• [Exercise data]
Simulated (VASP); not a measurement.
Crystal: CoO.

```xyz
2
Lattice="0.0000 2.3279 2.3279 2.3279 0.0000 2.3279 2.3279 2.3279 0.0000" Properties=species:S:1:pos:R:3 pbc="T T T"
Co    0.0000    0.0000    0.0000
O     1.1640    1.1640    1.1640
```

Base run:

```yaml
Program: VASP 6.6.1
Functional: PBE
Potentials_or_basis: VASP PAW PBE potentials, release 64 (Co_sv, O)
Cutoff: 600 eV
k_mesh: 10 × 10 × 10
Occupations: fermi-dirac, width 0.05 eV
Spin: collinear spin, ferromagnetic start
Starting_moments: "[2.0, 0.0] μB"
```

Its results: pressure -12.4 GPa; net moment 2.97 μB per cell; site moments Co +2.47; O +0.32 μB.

• [Assigned task] Restate the data above word for word, omitting nothing.

• [Task answer]
Simulated (VASP); not a measurement.
Crystal: CoO.

```xyz
2
Lattice="0.0000 2.3279 2.3279 2.3279 0.0000 2.3279 2.3279 2.3279 0.0000" Properties=species:S:1:pos:R:3 pbc="T T T"
Co    0.0000    0.0000    0.0000
O     1.1640    1.1640    1.1640
```

Base run:

```yaml
Program: VASP 6.6.1
Functional: PBE
Potentials_or_basis: VASP PAW PBE potentials, release 64 (Co_sv, O)
Cutoff: 600 eV
k_mesh: 10 × 10 × 10
Occupations: fermi-dirac, width 0.05 eV
Spin: collinear spin, ferromagnetic start
Starting_moments: "[2.0, 0.0] μB"
```

Its results: pressure -12.4 GPa; net moment 2.97 μB per cell; site moments Co +2.47; O +0.32 μB.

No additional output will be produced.